__________________________________________________
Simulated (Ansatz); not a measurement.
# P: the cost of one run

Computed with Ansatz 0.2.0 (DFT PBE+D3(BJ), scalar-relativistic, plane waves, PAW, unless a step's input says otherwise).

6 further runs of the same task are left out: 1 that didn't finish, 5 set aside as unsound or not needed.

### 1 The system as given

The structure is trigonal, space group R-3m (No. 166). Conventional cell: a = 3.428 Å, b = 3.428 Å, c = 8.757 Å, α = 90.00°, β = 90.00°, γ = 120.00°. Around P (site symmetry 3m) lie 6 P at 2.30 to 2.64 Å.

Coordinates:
__________________________________________________

Nothing in the records above may be left out when you repeat them exactly.

» **EXERCISE OUTPUT**:
Simulated (Ansatz); not a measurement.
# P: the cost of one run

Computed with Ansatz 0.2.0 (DFT PBE+D3(BJ), scalar-relativistic, plane waves, PAW, unless a step's input says otherwise).

6 further runs of the same task are left out: 1 that didn't finish, 5 set aside as unsound or not needed.

### 1 The system as given

The structure is trigonal, space group R-3m (No. 166). Conventional cell: a = 3.428 Å, b = 3.428 Å, c = 8.757 Å, α = 90.00°, β = 90.00°, γ = 120.00°. Around P (site symmetry 3m) lie 6 P at 2.30 to 2.64 Å.

Coordinates:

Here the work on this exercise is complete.